*ENTRIES SUPPLIED*.
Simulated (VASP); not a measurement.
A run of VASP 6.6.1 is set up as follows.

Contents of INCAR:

*WORK ITEM*.
Beginning with the opening line and ending with the final one, transcribe the material exactly.

*RESPONSE*.
Simulated (VASP); not a measurement.
A run of VASP 6.6.1 is set up as follows.

Contents of INCAR:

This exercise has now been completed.